*** Opening EXTRACTED MATERIAL ***

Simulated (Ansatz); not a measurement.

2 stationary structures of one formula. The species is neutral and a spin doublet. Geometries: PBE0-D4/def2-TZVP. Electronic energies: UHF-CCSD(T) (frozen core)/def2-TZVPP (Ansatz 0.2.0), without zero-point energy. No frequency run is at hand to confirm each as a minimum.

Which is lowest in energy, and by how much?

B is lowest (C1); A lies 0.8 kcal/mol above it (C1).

*** Closing EXTRACTED MATERIAL ***

#### [ASSIGNMENT]
Every line above should be written out again exactly as it stands.

#### [WRITTEN SOLUTION]
Simulated (Ansatz); not a measurement.

2 stationary structures of one formula. The species is neutral and a spin doublet. Geometries: PBE0-D4/def2-TZVP. Electronic energies: UHF-CCSD(T) (frozen core)/def2-TZVPP (Ansatz 0.2.0), without zero-point energy. No frequency run is at hand to confirm each as a minimum.

Which is lowest in energy, and by how much?

B is lowest (C1); A lies 0.8 kcal/mol above it (C1).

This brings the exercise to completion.